**Work request**
Everything from the first line of the entries through the line containing "Question: Predict the band gap on the k mesh." is to be retyped exactly, and nothing beyond it.

**Data for analysis**
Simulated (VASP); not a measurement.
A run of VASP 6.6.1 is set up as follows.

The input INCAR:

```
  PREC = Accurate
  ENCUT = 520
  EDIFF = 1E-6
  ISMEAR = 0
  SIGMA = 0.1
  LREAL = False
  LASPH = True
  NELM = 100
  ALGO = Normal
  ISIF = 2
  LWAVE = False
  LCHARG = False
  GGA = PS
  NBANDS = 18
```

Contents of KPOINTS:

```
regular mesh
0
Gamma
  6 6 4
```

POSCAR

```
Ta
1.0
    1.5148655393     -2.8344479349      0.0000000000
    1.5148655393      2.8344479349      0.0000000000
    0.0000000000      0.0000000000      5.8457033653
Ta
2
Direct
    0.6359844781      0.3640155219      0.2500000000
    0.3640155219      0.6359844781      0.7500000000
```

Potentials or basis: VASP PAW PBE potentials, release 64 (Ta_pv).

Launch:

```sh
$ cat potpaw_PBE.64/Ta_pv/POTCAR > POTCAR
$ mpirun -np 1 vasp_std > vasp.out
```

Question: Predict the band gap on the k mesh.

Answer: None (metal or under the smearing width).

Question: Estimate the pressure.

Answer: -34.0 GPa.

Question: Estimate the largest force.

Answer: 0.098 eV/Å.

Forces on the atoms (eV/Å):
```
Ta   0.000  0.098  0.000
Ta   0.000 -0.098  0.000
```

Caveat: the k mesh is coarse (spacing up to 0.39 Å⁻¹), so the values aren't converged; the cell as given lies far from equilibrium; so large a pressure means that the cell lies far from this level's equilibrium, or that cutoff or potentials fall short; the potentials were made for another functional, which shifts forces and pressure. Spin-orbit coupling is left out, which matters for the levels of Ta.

**Problem solution**
Simulated (VASP); not a measurement.
A run of VASP 6.6.1 is set up as follows.

The input INCAR:

```
  PREC = Accurate
  ENCUT = 520
  EDIFF = 1E-6
  ISMEAR = 0
  SIGMA = 0.1
  LREAL = False
  LASPH = True
  NELM = 100
  ALGO = Normal
  ISIF = 2
  LWAVE = False
  LCHARG = False
  GGA = PS
  NBANDS = 18
```

Contents of KPOINTS:

```
regular mesh
0
Gamma
  6 6 4
```

POSCAR

```
Ta
1.0
    1.5148655393     -2.8344479349      0.0000000000
    1.5148655393      2.8344479349      0.0000000000
    0.0000000000      0.0000000000      5.8457033653
Ta
2
Direct
    0.6359844781      0.3640155219      0.2500000000
    0.3640155219      0.6359844781      0.7500000000
```

Potentials or basis: VASP PAW PBE potentials, release 64 (Ta_pv).

Launch:

```sh
$ cat potpaw_PBE.64/Ta_pv/POTCAR > POTCAR
$ mpirun -np 1 vasp_std > vasp.out
```

Question: Predict the band gap on the k mesh.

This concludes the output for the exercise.